Work request: Each entry must appear again exactly as it does in the source.

┄┄┄┄┄┄
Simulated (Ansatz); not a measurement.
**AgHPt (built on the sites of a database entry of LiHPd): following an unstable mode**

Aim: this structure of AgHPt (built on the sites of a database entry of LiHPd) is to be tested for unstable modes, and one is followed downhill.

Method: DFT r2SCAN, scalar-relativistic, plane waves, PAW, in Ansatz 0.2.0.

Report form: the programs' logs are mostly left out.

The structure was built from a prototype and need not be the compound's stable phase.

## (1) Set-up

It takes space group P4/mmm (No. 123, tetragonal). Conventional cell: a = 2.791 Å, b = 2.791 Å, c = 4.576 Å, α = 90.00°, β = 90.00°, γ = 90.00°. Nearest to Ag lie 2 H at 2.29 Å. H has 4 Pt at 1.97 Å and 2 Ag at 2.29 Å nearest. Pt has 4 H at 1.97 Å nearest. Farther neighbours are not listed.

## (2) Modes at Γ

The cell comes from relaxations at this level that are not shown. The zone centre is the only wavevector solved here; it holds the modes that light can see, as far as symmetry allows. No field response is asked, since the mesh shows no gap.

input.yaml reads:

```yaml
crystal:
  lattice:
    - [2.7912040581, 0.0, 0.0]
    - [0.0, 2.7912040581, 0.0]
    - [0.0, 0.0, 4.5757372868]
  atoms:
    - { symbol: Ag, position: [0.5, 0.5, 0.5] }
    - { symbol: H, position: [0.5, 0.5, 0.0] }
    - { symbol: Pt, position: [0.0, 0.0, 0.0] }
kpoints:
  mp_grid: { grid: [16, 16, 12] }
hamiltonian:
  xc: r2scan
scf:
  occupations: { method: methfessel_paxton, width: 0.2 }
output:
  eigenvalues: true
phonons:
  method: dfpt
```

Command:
┄┄┄┄┄┄

Written answer:
Simulated (Ansatz); not a measurement.
**AgHPt (built on the sites of a database entry of LiHPd): following an unstable mode**

Aim: this structure of AgHPt (built on the sites of a database entry of LiHPd) is to be tested for unstable modes, and one is followed downhill.

Method: DFT r2SCAN, scalar-relativistic, plane waves, PAW, in Ansatz 0.2.0.

Report form: the programs' logs are mostly left out.

The structure was built from a prototype and need not be the compound's stable phase.

## (1) Set-up

It takes space group P4/mmm (No. 123, tetragonal). Conventional cell: a = 2.791 Å, b = 2.791 Å, c = 4.576 Å, α = 90.00°, β = 90.00°, γ = 90.00°. Nearest to Ag lie 2 H at 2.29 Å. H has 4 Pt at 1.97 Å and 2 Ag at 2.29 Å nearest. Pt has 4 H at 1.97 Å nearest. Farther neighbours are not listed.

## (2) Modes at Γ

The cell comes from relaxations at this level that are not shown. The zone centre is the only wavevector solved here; it holds the modes that light can see, as far as symmetry allows. No field response is asked, since the mesh shows no gap.

input.yaml reads:

```yaml
crystal:
  lattice:
    - [2.7912040581, 0.0, 0.0]
    - [0.0, 2.7912040581, 0.0]
    - [0.0, 0.0, 4.5757372868]
  atoms:
    - { symbol: Ag, position: [0.5, 0.5, 0.5] }
    - { symbol: H, position: [0.5, 0.5, 0.0] }
    - { symbol: Pt, position: [0.0, 0.0, 0.0] }
kpoints:
  mp_grid: { grid: [16, 16, 12] }
hamiltonian:
  xc: r2scan
scf:
  occupations: { method: methfessel_paxton, width: 0.2 }
output:
  eigenvalues: true
phonons:
  method: dfpt
```

Command:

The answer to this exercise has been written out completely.